__REQUIRED ACTION__. Exactly as written, copy the lines that run from the start of the data below to the line containing "Caveat: the PAW", both ends included.

[Opening DATA SHOWN section]

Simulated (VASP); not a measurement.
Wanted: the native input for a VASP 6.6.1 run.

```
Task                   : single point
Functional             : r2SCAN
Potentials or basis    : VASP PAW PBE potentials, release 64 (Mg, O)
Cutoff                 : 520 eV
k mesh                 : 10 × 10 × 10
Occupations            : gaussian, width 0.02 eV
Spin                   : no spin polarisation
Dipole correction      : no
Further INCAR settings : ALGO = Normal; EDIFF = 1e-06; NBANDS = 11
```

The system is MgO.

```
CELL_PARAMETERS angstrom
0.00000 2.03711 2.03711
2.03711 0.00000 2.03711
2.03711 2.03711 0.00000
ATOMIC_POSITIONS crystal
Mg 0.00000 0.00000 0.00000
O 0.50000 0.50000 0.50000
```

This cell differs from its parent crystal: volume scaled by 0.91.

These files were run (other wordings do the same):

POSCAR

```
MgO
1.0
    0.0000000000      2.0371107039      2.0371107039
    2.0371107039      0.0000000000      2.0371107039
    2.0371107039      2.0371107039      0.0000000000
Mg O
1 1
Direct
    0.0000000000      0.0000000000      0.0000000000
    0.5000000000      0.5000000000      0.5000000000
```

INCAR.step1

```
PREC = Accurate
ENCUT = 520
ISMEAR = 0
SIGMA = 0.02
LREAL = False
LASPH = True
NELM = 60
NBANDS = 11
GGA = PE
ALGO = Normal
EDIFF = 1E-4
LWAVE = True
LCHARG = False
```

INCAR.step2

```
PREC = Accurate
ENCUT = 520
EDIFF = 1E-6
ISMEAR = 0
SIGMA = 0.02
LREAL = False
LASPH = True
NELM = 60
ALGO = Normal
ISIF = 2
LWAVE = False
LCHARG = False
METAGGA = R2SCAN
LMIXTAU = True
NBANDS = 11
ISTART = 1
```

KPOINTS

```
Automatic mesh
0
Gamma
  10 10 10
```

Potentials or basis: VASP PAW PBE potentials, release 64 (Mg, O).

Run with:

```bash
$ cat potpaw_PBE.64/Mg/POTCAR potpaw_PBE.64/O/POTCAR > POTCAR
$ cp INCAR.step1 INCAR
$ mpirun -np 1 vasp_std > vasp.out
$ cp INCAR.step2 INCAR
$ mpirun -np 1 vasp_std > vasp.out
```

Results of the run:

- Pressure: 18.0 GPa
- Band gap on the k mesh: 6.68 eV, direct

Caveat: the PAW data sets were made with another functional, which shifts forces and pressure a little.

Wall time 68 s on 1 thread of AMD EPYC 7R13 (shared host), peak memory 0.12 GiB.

[Closing DATA SHOWN section]

__PROBLEM SOLUTION__.
Simulated (VASP); not a measurement.
Wanted: the native input for a VASP 6.6.1 run.

```
Task                   : single point
Functional             : r2SCAN
Potentials or basis    : VASP PAW PBE potentials, release 64 (Mg, O)
Cutoff                 : 520 eV
k mesh                 : 10 × 10 × 10
Occupations            : gaussian, width 0.02 eV
Spin                   : no spin polarisation
Dipole correction      : no
Further INCAR settings : ALGO = Normal; EDIFF = 1e-06; NBANDS = 11
```

The system is MgO.

```
CELL_PARAMETERS angstrom
0.00000 2.03711 2.03711
2.03711 0.00000 2.03711
2.03711 2.03711 0.00000
ATOMIC_POSITIONS crystal
Mg 0.00000 0.00000 0.00000
O 0.50000 0.50000 0.50000
```

This cell differs from its parent crystal: volume scaled by 0.91.

These files were run (other wordings do the same):

POSCAR

```
MgO
1.0
    0.0000000000      2.0371107039      2.0371107039
    2.0371107039      0.0000000000      2.0371107039
    2.0371107039      2.0371107039      0.0000000000
Mg O
1 1
Direct
    0.0000000000      0.0000000000      0.0000000000
    0.5000000000      0.5000000000      0.5000000000
```

INCAR.step1

```
PREC = Accurate
ENCUT = 520
ISMEAR = 0
SIGMA = 0.02
LREAL = False
LASPH = True
NELM = 60
NBANDS = 11
GGA = PE
ALGO = Normal
EDIFF = 1E-4
LWAVE = True
LCHARG = False
```

INCAR.step2

```
PREC = Accurate
ENCUT = 520
EDIFF = 1E-6
ISMEAR = 0
SIGMA = 0.02
LREAL = False
LASPH = True
NELM = 60
ALGO = Normal
ISIF = 2
LWAVE = False
LCHARG = False
METAGGA = R2SCAN
LMIXTAU = True
NBANDS = 11
ISTART = 1
```

KPOINTS

```
Automatic mesh
0
Gamma
  10 10 10
```

Potentials or basis: VASP PAW PBE potentials, release 64 (Mg, O).

Run with:

```bash
$ cat potpaw_PBE.64/Mg/POTCAR potpaw_PBE.64/O/POTCAR > POTCAR
$ cp INCAR.step1 INCAR
$ mpirun -np 1 vasp_std > vasp.out
$ cp INCAR.step2 INCAR
$ mpirun -np 1 vasp_std > vasp.out
```

Results of the run:

- Pressure: 18.0 GPa
- Band gap on the k mesh: 6.68 eV, direct

Caveat: the PAW data sets were made with another functional, which shifts forces and pressure a little.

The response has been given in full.